• [Records provided]
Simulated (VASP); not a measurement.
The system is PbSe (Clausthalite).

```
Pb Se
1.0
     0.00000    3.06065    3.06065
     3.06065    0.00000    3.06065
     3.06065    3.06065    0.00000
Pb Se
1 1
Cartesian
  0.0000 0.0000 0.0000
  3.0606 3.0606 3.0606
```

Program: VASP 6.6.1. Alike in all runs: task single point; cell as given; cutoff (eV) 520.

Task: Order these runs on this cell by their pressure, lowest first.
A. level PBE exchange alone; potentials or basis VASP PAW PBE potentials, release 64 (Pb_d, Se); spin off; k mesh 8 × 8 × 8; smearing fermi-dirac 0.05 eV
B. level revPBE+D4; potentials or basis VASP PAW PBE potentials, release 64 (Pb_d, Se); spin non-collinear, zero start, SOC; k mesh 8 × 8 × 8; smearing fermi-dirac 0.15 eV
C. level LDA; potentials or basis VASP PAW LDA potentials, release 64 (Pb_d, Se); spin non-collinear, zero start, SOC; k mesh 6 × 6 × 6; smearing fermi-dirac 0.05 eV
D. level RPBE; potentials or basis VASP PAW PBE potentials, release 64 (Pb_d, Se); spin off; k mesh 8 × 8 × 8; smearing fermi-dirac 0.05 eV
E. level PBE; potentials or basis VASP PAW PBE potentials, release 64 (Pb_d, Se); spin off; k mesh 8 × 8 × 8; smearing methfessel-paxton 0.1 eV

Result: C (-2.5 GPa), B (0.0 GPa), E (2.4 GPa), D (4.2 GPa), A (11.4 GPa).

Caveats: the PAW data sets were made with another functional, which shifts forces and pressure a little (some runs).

• [Requirement]
Copy exactly the lines above, starting at the opening line and finishing at the line in which "Program: VASP 6.6.1." occurs.

• [Written reply]
Simulated (VASP); not a measurement.
The system is PbSe (Clausthalite).

```
Pb Se
1.0
     0.00000    3.06065    3.06065
     3.06065    0.00000    3.06065
     3.06065    3.06065    0.00000
Pb Se
1 1
Cartesian
  0.0000 0.0000 0.0000
  3.0606 3.0606 3.0606
```

Program: VASP 6.6.1. Alike in all runs: task single point; cell as given; cutoff (eV) 520.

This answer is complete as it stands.